SUPPLIED DATA
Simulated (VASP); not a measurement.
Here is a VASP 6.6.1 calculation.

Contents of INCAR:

ACTION ITEM
Exactly as written, return every line of the material.

TASK OUTPUT
Simulated (VASP); not a measurement.
Here is a VASP 6.6.1 calculation.

Contents of INCAR:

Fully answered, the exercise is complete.